## MATERIAL SHOWN
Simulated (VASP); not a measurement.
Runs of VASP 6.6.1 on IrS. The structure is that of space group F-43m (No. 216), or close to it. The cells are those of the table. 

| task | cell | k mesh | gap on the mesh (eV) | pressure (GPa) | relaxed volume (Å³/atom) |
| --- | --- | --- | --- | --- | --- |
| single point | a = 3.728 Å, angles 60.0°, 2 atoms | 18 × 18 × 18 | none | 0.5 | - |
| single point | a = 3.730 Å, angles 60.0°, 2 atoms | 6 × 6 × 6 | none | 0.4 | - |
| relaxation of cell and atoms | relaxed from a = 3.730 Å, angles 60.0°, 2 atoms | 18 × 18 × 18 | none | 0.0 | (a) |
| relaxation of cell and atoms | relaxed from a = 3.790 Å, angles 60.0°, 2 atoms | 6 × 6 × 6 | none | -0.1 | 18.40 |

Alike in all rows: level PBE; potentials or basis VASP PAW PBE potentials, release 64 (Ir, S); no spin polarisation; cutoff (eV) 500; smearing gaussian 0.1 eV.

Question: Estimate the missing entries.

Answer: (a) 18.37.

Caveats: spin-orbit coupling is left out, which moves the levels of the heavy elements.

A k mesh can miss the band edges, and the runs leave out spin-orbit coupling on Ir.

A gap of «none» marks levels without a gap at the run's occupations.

## ACTION ITEM
In the entries above, find the line with "Alike in all" and the line with "A k mesh can", then set down exactly those two and every line between them, nothing else.

## RESPONSE BOX
Alike in all rows: level PBE; potentials or basis VASP PAW PBE potentials, release 64 (Ir, S); no spin polarisation; cutoff (eV) 500; smearing gaussian 0.1 eV.

Question: Estimate the missing entries.

Answer: (a) 18.37.

Caveats: spin-orbit coupling is left out, which moves the levels of the heavy elements.

A k mesh can miss the band edges, and the runs leave out spin-orbit coupling on Ir.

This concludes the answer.